* **Requirement**
Only the lines from the start of the material through the line containing "of those frames.)" are to be extracted, exactly as they appear.

* **Dataset content**
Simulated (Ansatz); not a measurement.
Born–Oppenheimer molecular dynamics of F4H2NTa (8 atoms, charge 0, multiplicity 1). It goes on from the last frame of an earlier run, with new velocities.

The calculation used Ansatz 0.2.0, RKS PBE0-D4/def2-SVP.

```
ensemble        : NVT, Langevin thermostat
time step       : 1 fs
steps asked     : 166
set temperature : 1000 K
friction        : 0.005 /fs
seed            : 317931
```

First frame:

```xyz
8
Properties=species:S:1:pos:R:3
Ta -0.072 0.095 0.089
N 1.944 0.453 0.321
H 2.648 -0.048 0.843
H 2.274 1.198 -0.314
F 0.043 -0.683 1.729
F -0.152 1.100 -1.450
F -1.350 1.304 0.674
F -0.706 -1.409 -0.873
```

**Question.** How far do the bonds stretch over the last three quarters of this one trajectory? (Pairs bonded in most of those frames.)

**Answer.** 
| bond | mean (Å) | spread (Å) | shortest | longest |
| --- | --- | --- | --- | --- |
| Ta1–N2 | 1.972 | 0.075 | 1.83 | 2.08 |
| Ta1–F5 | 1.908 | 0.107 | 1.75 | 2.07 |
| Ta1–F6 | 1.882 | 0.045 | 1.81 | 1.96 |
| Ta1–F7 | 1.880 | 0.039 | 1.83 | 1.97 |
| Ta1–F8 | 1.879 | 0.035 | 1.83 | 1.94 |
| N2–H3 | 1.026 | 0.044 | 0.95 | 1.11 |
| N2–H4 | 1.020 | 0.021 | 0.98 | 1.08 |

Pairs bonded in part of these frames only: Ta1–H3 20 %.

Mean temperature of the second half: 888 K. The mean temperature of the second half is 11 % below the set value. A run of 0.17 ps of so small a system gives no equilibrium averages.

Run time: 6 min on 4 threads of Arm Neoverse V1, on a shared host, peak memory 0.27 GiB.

* **Response**
Simulated (Ansatz); not a measurement.
Born–Oppenheimer molecular dynamics of F4H2NTa (8 atoms, charge 0, multiplicity 1). It goes on from the last frame of an earlier run, with new velocities.

The calculation used Ansatz 0.2.0, RKS PBE0-D4/def2-SVP.

```
ensemble        : NVT, Langevin thermostat
time step       : 1 fs
steps asked     : 166
set temperature : 1000 K
friction        : 0.005 /fs
seed            : 317931
```

First frame:

```xyz
8
Properties=species:S:1:pos:R:3
Ta -0.072 0.095 0.089
N 1.944 0.453 0.321
H 2.648 -0.048 0.843
H 2.274 1.198 -0.314
F 0.043 -0.683 1.729
F -0.152 1.100 -1.450
F -1.350 1.304 0.674
F -0.706 -1.409 -0.873
```

**Question.** How far do the bonds stretch over the last three quarters of this one trajectory? (Pairs bonded in most of those frames.)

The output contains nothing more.